REQUIREMENT: Please return the lines of the data below, word for word, from the first line through the line containing "### Step 1. The structure".

☆ ☆ ☆ ☆ ☆

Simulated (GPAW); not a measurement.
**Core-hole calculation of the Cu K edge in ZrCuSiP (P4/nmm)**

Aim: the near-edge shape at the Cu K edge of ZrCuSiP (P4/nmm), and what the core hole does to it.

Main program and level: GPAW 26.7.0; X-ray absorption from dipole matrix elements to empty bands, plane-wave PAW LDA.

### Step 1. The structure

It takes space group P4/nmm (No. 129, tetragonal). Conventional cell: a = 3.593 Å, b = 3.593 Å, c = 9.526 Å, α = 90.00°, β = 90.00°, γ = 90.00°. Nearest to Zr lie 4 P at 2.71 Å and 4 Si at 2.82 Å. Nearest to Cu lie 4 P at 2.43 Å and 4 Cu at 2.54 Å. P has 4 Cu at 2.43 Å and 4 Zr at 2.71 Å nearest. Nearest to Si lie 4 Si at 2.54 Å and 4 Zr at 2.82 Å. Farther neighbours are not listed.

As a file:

☆ ☆ ☆ ☆ ☆

WRITTEN REPLY:
Simulated (GPAW); not a measurement.
**Core-hole calculation of the Cu K edge in ZrCuSiP (P4/nmm)**

Aim: the near-edge shape at the Cu K edge of ZrCuSiP (P4/nmm), and what the core hole does to it.

Main program and level: GPAW 26.7.0; X-ray absorption from dipole matrix elements to empty bands, plane-wave PAW LDA.

### Step 1. The structure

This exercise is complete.